-- Opening Marker --
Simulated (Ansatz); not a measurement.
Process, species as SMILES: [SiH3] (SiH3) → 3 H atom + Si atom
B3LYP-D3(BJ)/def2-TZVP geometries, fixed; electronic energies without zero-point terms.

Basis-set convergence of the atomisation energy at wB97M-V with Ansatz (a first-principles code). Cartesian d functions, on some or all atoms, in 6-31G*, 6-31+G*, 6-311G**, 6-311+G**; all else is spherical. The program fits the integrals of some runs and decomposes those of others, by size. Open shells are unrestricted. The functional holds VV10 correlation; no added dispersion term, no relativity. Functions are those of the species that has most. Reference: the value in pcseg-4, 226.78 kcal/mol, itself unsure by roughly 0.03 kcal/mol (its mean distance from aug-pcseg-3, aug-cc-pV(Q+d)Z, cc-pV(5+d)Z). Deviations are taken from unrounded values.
-- Closing Marker --

• **EXERCISE**
From the first line of the data above to the line holding "B3LYP-D3(BJ)/def2-TZVP geometries, fixed;", reproduce each line exactly; emit no other lines.

• **ANSWER SPACE**
Simulated (Ansatz); not a measurement.
Process, species as SMILES: [SiH3] (SiH3) → 3 H atom + Si atom
B3LYP-D3(BJ)/def2-TZVP geometries, fixed; electronic energies without zero-point terms.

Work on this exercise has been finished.